- Brief
Give back each line below verbatim.

*** Record extracts ***
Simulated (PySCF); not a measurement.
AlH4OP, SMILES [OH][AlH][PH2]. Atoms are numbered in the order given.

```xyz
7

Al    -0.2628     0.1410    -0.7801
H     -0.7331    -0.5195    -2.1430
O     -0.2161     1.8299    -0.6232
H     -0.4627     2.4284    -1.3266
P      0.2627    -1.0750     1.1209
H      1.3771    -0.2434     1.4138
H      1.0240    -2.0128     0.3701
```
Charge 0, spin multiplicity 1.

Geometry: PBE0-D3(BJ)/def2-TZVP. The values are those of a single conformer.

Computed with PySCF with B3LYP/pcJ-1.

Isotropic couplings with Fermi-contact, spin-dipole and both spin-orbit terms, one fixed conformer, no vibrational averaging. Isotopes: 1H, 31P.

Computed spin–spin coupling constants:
***

- Answer space
Simulated (PySCF); not a measurement.
AlH4OP, SMILES [OH][AlH][PH2]. Atoms are numbered in the order given.

```xyz
7

Al    -0.2628     0.1410    -0.7801
H     -0.7331    -0.5195    -2.1430
O     -0.2161     1.8299    -0.6232
H     -0.4627     2.4284    -1.3266
P      0.2627    -1.0750     1.1209
H      1.3771    -0.2434     1.4138
H      1.0240    -2.0128     0.3701
```
Charge 0, spin multiplicity 1.

Geometry: PBE0-D3(BJ)/def2-TZVP. The values are those of a single conformer.

Computed with PySCF with B3LYP/pcJ-1.

Isotropic couplings with Fermi-contact, spin-dipole and both spin-orbit terms, one fixed conformer, no vibrational averaging. Isotopes: 1H, 31P.

Computed spin–spin coupling constants:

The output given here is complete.